> [ASSIGNED TASK]:
A line containing "- Functional: PBE" appears in the material below. Return exactly every line from the first through that one, and only those.

*** RECORD SET Section Begins ***

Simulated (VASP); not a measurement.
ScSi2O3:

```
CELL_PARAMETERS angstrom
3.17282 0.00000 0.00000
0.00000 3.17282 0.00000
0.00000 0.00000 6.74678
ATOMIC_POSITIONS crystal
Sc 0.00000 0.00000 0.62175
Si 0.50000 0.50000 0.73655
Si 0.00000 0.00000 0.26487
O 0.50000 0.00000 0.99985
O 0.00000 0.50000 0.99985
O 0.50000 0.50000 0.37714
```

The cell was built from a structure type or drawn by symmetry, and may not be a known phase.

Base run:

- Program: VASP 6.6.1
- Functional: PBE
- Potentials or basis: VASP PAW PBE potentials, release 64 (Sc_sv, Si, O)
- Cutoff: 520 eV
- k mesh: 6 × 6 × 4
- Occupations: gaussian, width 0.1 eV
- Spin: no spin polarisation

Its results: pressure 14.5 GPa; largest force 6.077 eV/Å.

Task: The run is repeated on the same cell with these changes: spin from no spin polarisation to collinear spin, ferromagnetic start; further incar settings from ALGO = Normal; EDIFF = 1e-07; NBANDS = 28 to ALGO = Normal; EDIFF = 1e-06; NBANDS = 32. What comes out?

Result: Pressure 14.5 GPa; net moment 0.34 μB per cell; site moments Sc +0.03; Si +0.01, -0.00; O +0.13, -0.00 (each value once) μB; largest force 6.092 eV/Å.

*** RECORD SET Section Ends ***

> [TASK RESULT]:
Simulated (VASP); not a measurement.
ScSi2O3:

```
CELL_PARAMETERS angstrom
3.17282 0.00000 0.00000
0.00000 3.17282 0.00000
0.00000 0.00000 6.74678
ATOMIC_POSITIONS crystal
Sc 0.00000 0.00000 0.62175
Si 0.50000 0.50000 0.73655
Si 0.00000 0.00000 0.26487
O 0.50000 0.00000 0.99985
O 0.00000 0.50000 0.99985
O 0.50000 0.50000 0.37714
```

The cell was built from a structure type or drawn by symmetry, and may not be a known phase.

Base run:

- Program: VASP 6.6.1
- Functional: PBE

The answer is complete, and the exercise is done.